BRIEF →
Reproduce all records below exactly.

•••

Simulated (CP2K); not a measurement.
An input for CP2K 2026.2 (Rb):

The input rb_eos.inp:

•••

TASK RESPONSE →
Simulated (CP2K); not a measurement.
An input for CP2K 2026.2 (Rb):

The input rb_eos.inp:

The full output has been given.